Only a slice of the listing below is wanted. Retype the lines from the one containing "10.8.3 (patched build)" through the one containing "Its results: band", exactly, both ends included.

....................

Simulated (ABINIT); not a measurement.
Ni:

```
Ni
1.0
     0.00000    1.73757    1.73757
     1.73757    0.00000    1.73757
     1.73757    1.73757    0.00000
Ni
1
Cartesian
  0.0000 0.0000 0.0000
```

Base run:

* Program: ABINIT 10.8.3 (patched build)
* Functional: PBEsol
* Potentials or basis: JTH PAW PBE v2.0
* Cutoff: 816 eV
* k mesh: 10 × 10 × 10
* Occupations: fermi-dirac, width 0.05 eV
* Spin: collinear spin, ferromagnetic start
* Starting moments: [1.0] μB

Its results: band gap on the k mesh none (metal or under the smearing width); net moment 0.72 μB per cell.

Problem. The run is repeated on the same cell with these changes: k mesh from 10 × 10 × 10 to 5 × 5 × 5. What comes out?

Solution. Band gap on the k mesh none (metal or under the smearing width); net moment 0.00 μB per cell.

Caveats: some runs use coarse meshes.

....................

◆ EXERCISE RESPONSE:
* Program: ABINIT 10.8.3 (patched build)
* Functional: PBEsol
* Potentials or basis: JTH PAW PBE v2.0
* Cutoff: 816 eV
* k mesh: 10 × 10 × 10
* Occupations: fermi-dirac, width 0.05 eV
* Spin: collinear spin, ferromagnetic start
* Starting moments: [1.0] μB

Its results: band gap on the k mesh none (metal or under the smearing width); net moment 0.72 μB per cell.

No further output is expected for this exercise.